◆ **Work task**
Transcribe the material from its first line onward, ending with the line that contains "Estimate the wall time of this run." and adding nothing beyond it.

○ ○ ○
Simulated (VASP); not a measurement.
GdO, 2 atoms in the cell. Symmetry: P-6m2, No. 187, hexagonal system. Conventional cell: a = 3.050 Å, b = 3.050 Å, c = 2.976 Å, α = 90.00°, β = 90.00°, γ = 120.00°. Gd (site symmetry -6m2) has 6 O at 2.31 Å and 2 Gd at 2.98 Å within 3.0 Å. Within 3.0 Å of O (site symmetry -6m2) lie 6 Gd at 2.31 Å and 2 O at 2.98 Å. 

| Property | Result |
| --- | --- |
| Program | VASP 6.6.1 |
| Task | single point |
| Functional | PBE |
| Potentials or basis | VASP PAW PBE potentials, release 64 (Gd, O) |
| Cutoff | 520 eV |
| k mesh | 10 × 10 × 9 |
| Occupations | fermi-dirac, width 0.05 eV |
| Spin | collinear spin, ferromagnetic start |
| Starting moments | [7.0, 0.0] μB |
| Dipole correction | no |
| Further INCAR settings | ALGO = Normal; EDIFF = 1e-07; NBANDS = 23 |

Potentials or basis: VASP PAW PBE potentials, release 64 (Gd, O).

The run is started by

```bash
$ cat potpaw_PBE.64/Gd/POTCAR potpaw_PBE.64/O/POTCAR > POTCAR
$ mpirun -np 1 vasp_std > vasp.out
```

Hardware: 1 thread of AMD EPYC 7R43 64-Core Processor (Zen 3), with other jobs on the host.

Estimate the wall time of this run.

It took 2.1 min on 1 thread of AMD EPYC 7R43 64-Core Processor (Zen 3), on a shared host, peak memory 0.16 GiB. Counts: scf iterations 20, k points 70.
○ ○ ○

◆ **Answer section**
Simulated (VASP); not a measurement.
GdO, 2 atoms in the cell. Symmetry: P-6m2, No. 187, hexagonal system. Conventional cell: a = 3.050 Å, b = 3.050 Å, c = 2.976 Å, α = 90.00°, β = 90.00°, γ = 120.00°. Gd (site symmetry -6m2) has 6 O at 2.31 Å and 2 Gd at 2.98 Å within 3.0 Å. Within 3.0 Å of O (site symmetry -6m2) lie 6 Gd at 2.31 Å and 2 O at 2.98 Å. 

| Property | Result |
| --- | --- |
| Program | VASP 6.6.1 |
| Task | single point |
| Functional | PBE |
| Potentials or basis | VASP PAW PBE potentials, release 64 (Gd, O) |
| Cutoff | 520 eV |
| k mesh | 10 × 10 × 9 |
| Occupations | fermi-dirac, width 0.05 eV |
| Spin | collinear spin, ferromagnetic start |
| Starting moments | [7.0, 0.0] μB |
| Dipole correction | no |
| Further INCAR settings | ALGO = Normal; EDIFF = 1e-07; NBANDS = 23 |

Potentials or basis: VASP PAW PBE potentials, release 64 (Gd, O).

The run is started by

```bash
$ cat potpaw_PBE.64/Gd/POTCAR potpaw_PBE.64/O/POTCAR > POTCAR
$ mpirun -np 1 vasp_std > vasp.out
```

Hardware: 1 thread of AMD EPYC 7R43 64-Core Processor (Zen 3), with other jobs on the host.

Estimate the wall time of this run.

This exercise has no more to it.